For each record below, write an exact copy.

########################################
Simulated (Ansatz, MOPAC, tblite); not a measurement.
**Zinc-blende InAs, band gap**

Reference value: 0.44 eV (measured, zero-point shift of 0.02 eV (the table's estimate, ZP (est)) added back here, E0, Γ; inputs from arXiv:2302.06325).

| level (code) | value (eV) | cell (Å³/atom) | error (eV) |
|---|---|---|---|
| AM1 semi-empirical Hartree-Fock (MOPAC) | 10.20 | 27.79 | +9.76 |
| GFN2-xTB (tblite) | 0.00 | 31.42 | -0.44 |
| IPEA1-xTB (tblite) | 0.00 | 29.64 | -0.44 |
########################################

Response box:
Simulated (Ansatz, MOPAC, tblite); not a measurement.
**Zinc-blende InAs, band gap**

Reference value: 0.44 eV (measured, zero-point shift of 0.02 eV (the table's estimate, ZP (est)) added back here, E0, Γ; inputs from arXiv:2302.06325).

| level (code) | value (eV) | cell (Å³/atom) | error (eV) |
|---|---|---|---|
| AM1 semi-empirical Hartree-Fock (MOPAC) | 10.20 | 27.79 | +9.76 |
| GFN2-xTB (tblite) | 0.00 | 31.42 | -0.44 |
| IPEA1-xTB (tblite) | 0.00 | 29.64 | -0.44 |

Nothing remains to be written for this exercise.